___ MATERIAL PROVIDED ___
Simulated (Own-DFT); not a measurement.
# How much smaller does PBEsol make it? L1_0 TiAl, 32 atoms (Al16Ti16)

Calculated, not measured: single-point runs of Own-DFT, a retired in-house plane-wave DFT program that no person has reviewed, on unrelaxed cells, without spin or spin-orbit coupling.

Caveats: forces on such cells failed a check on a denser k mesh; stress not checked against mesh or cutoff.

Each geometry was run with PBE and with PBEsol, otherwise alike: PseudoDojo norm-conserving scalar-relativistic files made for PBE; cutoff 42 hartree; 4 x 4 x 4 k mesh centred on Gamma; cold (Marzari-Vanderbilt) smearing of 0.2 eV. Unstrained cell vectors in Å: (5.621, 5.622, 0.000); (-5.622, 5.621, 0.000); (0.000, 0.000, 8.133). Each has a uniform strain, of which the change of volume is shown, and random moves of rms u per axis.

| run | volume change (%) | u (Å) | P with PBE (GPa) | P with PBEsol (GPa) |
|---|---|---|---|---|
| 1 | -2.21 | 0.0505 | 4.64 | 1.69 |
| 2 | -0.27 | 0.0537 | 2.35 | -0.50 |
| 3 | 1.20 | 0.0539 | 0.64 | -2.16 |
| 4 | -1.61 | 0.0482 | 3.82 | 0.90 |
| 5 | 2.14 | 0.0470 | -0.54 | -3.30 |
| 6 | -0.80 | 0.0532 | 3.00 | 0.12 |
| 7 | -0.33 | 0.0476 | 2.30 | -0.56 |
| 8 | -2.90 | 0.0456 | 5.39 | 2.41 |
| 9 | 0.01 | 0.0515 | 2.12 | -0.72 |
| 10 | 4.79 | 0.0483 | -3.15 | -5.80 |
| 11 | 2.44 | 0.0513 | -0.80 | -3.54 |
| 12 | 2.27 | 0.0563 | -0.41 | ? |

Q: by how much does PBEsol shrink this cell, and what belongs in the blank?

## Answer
___

• **WORK ITEM**
Going back over the entries above, copy word for word every line from the one that has "4.64 | 1.69 |" on through the one that has "Q: by how much".

• **TASK OUTPUT**
| 1 | -2.21 | 0.0505 | 4.64 | 1.69 |
| 2 | -0.27 | 0.0537 | 2.35 | -0.50 |
| 3 | 1.20 | 0.0539 | 0.64 | -2.16 |
| 4 | -1.61 | 0.0482 | 3.82 | 0.90 |
| 5 | 2.14 | 0.0470 | -0.54 | -3.30 |
| 6 | -0.80 | 0.0532 | 3.00 | 0.12 |
| 7 | -0.33 | 0.0476 | 2.30 | -0.56 |
| 8 | -2.90 | 0.0456 | 5.39 | 2.41 |
| 9 | 0.01 | 0.0515 | 2.12 | -0.72 |
| 10 | 4.79 | 0.0483 | -3.15 | -5.80 |
| 11 | 2.44 | 0.0513 | -0.80 | -3.54 |
| 12 | 2.27 | 0.0563 | -0.41 | ? |

Q: by how much does PBEsol shrink this cell, and what belongs in the blank?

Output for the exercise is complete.